○ ○ ○ ○ ○ ○ ○

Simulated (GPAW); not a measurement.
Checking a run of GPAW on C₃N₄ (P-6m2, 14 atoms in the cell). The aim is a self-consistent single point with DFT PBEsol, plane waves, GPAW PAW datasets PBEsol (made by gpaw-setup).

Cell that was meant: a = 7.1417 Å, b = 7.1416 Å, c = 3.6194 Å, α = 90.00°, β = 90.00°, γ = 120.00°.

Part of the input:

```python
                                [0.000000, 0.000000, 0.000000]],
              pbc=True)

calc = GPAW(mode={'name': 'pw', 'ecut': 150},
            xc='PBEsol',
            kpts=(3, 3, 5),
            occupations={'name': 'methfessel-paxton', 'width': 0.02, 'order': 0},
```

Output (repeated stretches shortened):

○ ○ ○ ○ ○ ○ ○

> _ACTIVITY_: Output the listing above word for word, from the opening line through the line that contains "Checking a run", and leave out everything after it.

> _EXERCISE RESULT_:
Simulated (GPAW); not a measurement.
Checking a run of GPAW on C₃N₄ (P-6m2, 14 atoms in the cell). The aim is a self-consistent single point with DFT PBEsol, plane waves, GPAW PAW datasets PBEsol (made by gpaw-setup).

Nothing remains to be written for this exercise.